The answer must be the full set of records, repeated exactly.

####################

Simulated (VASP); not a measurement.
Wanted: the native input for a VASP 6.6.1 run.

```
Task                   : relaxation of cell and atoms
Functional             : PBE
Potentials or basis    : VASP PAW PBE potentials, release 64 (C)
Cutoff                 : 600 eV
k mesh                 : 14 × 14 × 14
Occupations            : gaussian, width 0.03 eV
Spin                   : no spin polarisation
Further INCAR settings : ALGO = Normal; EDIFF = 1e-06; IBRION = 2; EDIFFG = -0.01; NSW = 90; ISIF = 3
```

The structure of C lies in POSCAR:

####################

Task output =
Simulated (VASP); not a measurement.
Wanted: the native input for a VASP 6.6.1 run.

```
Task                   : relaxation of cell and atoms
Functional             : PBE
Potentials or basis    : VASP PAW PBE potentials, release 64 (C)
Cutoff                 : 600 eV
k mesh                 : 14 × 14 × 14
Occupations            : gaussian, width 0.03 eV
Spin                   : no spin polarisation
Further INCAR settings : ALGO = Normal; EDIFF = 1e-06; IBRION = 2; EDIFFG = -0.01; NSW = 90; ISIF = 3
```

The structure of C lies in POSCAR:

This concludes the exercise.